_EXERCISE_
Scan the records below for the line containing "A nudged elastic" and the line containing "0.05 eV/Å |". Copy both, plus every line between, exactly.

_RAW DATA_
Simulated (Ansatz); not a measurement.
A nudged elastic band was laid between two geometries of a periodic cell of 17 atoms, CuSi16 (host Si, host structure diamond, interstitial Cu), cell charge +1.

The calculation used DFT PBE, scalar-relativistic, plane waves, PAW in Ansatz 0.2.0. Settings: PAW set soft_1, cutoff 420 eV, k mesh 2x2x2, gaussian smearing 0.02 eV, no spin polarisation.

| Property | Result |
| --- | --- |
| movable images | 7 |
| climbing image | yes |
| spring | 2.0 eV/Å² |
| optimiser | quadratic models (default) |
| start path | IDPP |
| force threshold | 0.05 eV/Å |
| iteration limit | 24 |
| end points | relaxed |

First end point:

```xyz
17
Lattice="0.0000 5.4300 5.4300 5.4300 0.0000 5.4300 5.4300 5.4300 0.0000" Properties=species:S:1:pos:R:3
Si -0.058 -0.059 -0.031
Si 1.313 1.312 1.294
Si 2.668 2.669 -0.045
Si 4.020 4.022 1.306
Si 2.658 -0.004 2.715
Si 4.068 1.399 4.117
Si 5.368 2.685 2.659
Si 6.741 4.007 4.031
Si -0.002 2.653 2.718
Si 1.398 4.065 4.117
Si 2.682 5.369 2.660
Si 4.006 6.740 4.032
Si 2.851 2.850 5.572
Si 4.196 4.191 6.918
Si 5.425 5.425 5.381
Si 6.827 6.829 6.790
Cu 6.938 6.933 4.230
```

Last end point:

_ANSWER SPACE_
A nudged elastic band was laid between two geometries of a periodic cell of 17 atoms, CuSi16 (host Si, host structure diamond, interstitial Cu), cell charge +1.

The calculation used DFT PBE, scalar-relativistic, plane waves, PAW in Ansatz 0.2.0. Settings: PAW set soft_1, cutoff 420 eV, k mesh 2x2x2, gaussian smearing 0.02 eV, no spin polarisation.

| Property | Result |
| --- | --- |
| movable images | 7 |
| climbing image | yes |
| spring | 2.0 eV/Å² |
| optimiser | quadratic models (default) |
| start path | IDPP |
| force threshold | 0.05 eV/Å |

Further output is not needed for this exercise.